Please return all of the data exactly as written.

Dataset entries:
※

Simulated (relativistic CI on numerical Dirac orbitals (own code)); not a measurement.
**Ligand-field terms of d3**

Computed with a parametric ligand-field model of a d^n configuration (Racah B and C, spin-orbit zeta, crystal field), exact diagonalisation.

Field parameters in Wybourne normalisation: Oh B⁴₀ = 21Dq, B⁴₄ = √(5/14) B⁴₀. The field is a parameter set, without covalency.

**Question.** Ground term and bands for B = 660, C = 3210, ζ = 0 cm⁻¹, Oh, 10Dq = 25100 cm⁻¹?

※

Answer area:
Simulated (relativistic CI on numerical Dirac orbitals (own code)); not a measurement.
**Ligand-field terms of d3**

Computed with a parametric ligand-field model of a d^n configuration (Racah B and C, spin-orbit zeta, crystal field), exact diagonalisation.

Field parameters in Wybourne normalisation: Oh B⁴₀ = 21Dq, B⁴₄ = √(5/14) B⁴₀. The field is a parameter set, without covalency.

**Question.** Ground term and bands for B = 660, C = 3210, ζ = 0 cm⁻¹, Oh, 10Dq = 25100 cm⁻¹?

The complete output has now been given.